▶ [Assignment] Beginning with the first line and ending with the one containing "VASP 6.6.1 |", copy the lines of the listing below exactly; omit everything else.

------------------------------------------------
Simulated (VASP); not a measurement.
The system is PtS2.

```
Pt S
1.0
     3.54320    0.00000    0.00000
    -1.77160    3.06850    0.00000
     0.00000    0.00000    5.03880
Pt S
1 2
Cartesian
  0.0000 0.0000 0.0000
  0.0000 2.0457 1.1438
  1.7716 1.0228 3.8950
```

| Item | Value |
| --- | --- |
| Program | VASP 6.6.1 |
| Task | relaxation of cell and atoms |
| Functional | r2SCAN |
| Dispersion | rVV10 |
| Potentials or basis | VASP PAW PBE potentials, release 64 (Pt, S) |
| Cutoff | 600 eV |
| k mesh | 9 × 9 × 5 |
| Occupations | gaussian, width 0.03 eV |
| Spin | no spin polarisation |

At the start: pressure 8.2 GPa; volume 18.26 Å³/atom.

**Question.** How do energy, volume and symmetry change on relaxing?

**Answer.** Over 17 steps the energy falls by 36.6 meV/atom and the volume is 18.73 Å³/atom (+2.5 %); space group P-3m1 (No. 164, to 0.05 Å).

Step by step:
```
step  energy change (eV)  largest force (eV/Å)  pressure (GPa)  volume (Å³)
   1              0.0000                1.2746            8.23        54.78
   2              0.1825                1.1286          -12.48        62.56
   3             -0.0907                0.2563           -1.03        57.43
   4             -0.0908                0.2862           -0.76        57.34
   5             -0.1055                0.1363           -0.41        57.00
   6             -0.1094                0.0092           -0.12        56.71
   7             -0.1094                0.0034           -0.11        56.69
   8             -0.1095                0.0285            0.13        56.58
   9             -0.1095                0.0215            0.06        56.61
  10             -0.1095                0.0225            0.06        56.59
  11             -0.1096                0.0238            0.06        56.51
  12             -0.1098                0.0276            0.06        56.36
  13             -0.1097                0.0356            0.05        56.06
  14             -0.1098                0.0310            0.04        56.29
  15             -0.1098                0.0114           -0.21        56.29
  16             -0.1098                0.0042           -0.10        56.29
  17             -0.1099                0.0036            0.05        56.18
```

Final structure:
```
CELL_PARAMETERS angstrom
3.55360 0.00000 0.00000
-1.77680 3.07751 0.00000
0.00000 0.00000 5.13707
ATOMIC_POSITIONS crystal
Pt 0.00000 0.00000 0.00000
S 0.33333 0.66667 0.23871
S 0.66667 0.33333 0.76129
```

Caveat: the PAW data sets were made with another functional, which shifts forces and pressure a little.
------------------------------------------------

▶ [Exercise result]
Simulated (VASP); not a measurement.
The system is PtS2.

```
Pt S
1.0
     3.54320    0.00000    0.00000
    -1.77160    3.06850    0.00000
     0.00000    0.00000    5.03880
Pt S
1 2
Cartesian
  0.0000 0.0000 0.0000
  0.0000 2.0457 1.1438
  1.7716 1.0228 3.8950
```

| Item | Value |
| --- | --- |
| Program | VASP 6.6.1 |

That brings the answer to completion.